BEGIN DATASET
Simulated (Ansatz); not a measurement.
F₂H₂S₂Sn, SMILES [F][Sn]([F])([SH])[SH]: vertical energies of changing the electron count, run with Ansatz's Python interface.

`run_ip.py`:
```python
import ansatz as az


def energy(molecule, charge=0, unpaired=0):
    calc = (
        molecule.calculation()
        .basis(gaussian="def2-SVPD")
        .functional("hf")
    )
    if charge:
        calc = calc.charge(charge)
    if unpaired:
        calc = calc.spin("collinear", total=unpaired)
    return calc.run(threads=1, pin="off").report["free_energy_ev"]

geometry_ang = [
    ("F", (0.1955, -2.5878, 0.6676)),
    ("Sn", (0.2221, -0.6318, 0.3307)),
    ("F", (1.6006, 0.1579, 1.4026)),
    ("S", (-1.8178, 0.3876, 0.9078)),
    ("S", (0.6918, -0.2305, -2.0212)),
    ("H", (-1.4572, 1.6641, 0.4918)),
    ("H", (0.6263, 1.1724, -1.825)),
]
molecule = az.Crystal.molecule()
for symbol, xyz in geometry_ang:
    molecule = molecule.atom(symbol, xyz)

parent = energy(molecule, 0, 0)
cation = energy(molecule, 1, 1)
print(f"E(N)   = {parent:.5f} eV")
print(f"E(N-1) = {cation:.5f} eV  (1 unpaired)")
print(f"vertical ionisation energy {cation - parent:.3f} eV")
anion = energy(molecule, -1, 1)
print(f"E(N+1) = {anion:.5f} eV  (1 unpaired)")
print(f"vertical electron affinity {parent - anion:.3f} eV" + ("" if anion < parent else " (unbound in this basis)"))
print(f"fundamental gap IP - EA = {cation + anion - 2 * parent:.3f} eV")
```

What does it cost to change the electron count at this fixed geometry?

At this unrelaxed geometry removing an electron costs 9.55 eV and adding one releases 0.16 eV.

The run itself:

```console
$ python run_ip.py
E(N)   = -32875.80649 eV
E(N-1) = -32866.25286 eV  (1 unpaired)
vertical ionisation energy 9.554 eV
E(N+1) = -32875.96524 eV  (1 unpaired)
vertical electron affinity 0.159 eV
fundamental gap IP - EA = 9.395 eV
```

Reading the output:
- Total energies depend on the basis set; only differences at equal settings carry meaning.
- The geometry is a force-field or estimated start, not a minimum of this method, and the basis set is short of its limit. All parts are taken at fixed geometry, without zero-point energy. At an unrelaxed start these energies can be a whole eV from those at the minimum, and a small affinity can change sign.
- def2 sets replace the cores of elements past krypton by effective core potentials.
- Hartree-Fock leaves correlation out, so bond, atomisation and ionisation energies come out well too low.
END DATASET

ACTION ITEM. When you reach the line that contains "What does it", stop; output it and every line before it from the start of the data, exactly as written.

WORKED SOLUTION.
Simulated (Ansatz); not a measurement.
F₂H₂S₂Sn, SMILES [F][Sn]([F])([SH])[SH]: vertical energies of changing the electron count, run with Ansatz's Python interface.

`run_ip.py`:
```python
import ansatz as az


def energy(molecule, charge=0, unpaired=0):
    calc = (
        molecule.calculation()
        .basis(gaussian="def2-SVPD")
        .functional("hf")
    )
    if charge:
        calc = calc.charge(charge)
    if unpaired:
        calc = calc.spin("collinear", total=unpaired)
    return calc.run(threads=1, pin="off").report["free_energy_ev"]

geometry_ang = [
    ("F", (0.1955, -2.5878, 0.6676)),
    ("Sn", (0.2221, -0.6318, 0.3307)),
    ("F", (1.6006, 0.1579, 1.4026)),
    ("S", (-1.8178, 0.3876, 0.9078)),
    ("S", (0.6918, -0.2305, -2.0212)),
    ("H", (-1.4572, 1.6641, 0.4918)),
    ("H", (0.6263, 1.1724, -1.825)),
]
molecule = az.Crystal.molecule()
for symbol, xyz in geometry_ang:
    molecule = molecule.atom(symbol, xyz)

parent = energy(molecule, 0, 0)
cation = energy(molecule, 1, 1)
print(f"E(N)   = {parent:.5f} eV")
print(f"E(N-1) = {cation:.5f} eV  (1 unpaired)")
print(f"vertical ionisation energy {cation - parent:.3f} eV")
anion = energy(molecule, -1, 1)
print(f"E(N+1) = {anion:.5f} eV  (1 unpaired)")
print(f"vertical electron affinity {parent - anion:.3f} eV" + ("" if anion < parent else " (unbound in this basis)"))
print(f"fundamental gap IP - EA = {cation + anion - 2 * parent:.3f} eV")
```

What does it cost to change the electron count at this fixed geometry?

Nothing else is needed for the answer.